━━━━

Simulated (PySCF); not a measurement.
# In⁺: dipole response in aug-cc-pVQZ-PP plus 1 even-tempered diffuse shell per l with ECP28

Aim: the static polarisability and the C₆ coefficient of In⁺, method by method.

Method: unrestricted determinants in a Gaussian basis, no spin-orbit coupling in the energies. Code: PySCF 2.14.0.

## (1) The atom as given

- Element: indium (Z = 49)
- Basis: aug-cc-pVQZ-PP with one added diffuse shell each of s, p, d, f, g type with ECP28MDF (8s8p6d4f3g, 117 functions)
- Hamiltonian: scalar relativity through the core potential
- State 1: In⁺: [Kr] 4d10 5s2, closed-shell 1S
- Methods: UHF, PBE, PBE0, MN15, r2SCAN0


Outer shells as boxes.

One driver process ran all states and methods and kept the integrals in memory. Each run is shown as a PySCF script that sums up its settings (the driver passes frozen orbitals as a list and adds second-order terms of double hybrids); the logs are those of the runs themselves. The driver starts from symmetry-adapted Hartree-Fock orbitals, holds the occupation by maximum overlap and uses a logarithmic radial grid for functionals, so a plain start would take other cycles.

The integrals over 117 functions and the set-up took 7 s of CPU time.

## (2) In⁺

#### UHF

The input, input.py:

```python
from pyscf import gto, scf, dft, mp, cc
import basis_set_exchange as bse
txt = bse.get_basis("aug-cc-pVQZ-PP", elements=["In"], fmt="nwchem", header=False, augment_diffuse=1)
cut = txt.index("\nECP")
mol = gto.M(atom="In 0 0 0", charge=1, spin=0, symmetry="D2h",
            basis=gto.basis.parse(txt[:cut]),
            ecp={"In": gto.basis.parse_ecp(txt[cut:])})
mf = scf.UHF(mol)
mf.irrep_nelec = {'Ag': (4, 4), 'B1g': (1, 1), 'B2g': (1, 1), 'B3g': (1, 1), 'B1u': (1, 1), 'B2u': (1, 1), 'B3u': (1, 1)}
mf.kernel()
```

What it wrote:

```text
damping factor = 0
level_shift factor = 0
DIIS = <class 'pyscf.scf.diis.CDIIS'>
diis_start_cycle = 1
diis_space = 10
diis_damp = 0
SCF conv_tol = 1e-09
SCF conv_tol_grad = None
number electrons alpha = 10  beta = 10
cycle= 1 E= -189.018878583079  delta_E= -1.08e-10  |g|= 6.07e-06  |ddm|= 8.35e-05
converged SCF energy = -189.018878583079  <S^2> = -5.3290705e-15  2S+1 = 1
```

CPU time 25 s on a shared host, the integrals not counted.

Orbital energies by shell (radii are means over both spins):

━━━━

● **Exercise**
Reproduce word for word the lines of the records above, beginning at the first and ending with the line where "Outer shells as boxes." appears, and nothing past it.

● **Task response**
Simulated (PySCF); not a measurement.
# In⁺: dipole response in aug-cc-pVQZ-PP plus 1 even-tempered diffuse shell per l with ECP28

Aim: the static polarisability and the C₆ coefficient of In⁺, method by method.

Method: unrestricted determinants in a Gaussian basis, no spin-orbit coupling in the energies. Code: PySCF 2.14.0.

## (1) The atom as given

- Element: indium (Z = 49)
- Basis: aug-cc-pVQZ-PP with one added diffuse shell each of s, p, d, f, g type with ECP28MDF (8s8p6d4f3g, 117 functions)
- Hamiltonian: scalar relativity through the core potential
- State 1: In⁺: [Kr] 4d10 5s2, closed-shell 1S
- Methods: UHF, PBE, PBE0, MN15, r2SCAN0


Outer shells as boxes.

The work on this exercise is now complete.